Recorded information -
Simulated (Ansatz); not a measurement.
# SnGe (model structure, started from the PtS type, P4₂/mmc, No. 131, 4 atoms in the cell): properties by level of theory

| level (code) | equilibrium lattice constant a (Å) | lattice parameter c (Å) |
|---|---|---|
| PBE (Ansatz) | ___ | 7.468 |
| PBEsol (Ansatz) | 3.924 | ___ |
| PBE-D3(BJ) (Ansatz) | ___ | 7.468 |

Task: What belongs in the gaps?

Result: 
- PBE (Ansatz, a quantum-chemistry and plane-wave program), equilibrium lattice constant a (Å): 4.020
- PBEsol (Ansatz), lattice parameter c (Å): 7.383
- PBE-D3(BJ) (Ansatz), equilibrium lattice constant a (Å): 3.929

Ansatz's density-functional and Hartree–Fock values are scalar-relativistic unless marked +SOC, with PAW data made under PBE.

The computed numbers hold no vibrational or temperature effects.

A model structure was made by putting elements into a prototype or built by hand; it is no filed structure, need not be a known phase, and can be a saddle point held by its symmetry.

Work order -
Everything above from the line with "- PBEsol (Ansatz), lattice" to the line with "The computed numbers", both included, must be repeated exactly, and nothing outside that range.

Written response -
- PBEsol (Ansatz), lattice parameter c (Å): 7.383
- PBE-D3(BJ) (Ansatz), equilibrium lattice constant a (Å): 3.929

Ansatz's density-functional and Hartree–Fock values are scalar-relativistic unless marked +SOC, with PAW data made under PBE.

The computed numbers hold no vibrational or temperature effects.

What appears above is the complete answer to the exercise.